## WORK TASK
Set out exactly, line by line, the stretch of data below that begins at the line containing "Atomic integrals in" and ends at the line containing "0.15 | 0.50 |", with both ends kept.

======== INFORMATION

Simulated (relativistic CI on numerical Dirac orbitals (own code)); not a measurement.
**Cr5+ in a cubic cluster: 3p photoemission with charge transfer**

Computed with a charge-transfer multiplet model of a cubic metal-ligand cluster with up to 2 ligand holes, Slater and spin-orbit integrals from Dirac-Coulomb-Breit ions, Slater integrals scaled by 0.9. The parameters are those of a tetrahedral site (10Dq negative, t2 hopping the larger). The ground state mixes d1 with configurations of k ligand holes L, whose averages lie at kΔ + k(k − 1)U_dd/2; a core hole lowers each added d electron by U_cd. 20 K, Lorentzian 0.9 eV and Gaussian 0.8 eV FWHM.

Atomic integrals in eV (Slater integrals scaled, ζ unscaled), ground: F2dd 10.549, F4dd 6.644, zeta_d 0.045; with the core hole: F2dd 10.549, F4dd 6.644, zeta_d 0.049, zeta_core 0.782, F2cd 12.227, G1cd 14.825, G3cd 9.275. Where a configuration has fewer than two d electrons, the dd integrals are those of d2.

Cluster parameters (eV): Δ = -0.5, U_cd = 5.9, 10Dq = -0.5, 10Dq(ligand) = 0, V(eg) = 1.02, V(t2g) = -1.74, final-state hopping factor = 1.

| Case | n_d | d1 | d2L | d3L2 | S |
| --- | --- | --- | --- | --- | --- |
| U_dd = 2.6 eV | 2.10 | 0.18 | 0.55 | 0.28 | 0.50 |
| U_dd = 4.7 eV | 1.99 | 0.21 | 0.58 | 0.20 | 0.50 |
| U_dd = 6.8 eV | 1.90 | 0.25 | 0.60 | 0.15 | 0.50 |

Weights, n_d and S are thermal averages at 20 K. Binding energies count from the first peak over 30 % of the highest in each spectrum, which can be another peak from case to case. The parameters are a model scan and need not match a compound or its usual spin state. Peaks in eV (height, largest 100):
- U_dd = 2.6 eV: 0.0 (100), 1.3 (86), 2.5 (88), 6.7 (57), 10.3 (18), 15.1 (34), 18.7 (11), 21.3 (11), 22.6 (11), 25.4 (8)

================

## EXERCISE RESPONSE
Atomic integrals in eV (Slater integrals scaled, ζ unscaled), ground: F2dd 10.549, F4dd 6.644, zeta_d 0.045; with the core hole: F2dd 10.549, F4dd 6.644, zeta_d 0.049, zeta_core 0.782, F2cd 12.227, G1cd 14.825, G3cd 9.275. Where a configuration has fewer than two d electrons, the dd integrals are those of d2.

Cluster parameters (eV): Δ = -0.5, U_cd = 5.9, 10Dq = -0.5, 10Dq(ligand) = 0, V(eg) = 1.02, V(t2g) = -1.74, final-state hopping factor = 1.

| Case | n_d | d1 | d2L | d3L2 | S |
| --- | --- | --- | --- | --- | --- |
| U_dd = 2.6 eV | 2.10 | 0.18 | 0.55 | 0.28 | 0.50 |
| U_dd = 4.7 eV | 1.99 | 0.21 | 0.58 | 0.20 | 0.50 |
| U_dd = 6.8 eV | 1.90 | 0.25 | 0.60 | 0.15 | 0.50 |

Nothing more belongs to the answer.